═════ Provided material

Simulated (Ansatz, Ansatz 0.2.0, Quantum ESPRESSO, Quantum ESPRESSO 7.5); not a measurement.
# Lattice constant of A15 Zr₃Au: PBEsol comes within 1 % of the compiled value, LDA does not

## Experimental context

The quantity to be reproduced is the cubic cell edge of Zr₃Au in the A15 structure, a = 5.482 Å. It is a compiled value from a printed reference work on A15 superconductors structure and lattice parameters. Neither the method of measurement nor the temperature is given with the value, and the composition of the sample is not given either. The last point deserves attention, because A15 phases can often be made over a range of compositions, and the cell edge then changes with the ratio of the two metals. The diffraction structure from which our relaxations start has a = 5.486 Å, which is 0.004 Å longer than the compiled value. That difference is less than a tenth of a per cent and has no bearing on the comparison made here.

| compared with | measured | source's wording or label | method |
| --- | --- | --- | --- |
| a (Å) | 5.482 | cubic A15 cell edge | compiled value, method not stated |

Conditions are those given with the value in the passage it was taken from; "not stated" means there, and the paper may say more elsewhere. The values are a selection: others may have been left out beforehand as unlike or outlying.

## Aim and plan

══════════

### Exercise
Print only the lines from the top of the data above down to the line holding "## Experimental context", inclusive.

### Task solution
Simulated (Ansatz, Ansatz 0.2.0, Quantum ESPRESSO, Quantum ESPRESSO 7.5); not a measurement.
# Lattice constant of A15 Zr₃Au: PBEsol comes within 1 % of the compiled value, LDA does not

## Experimental context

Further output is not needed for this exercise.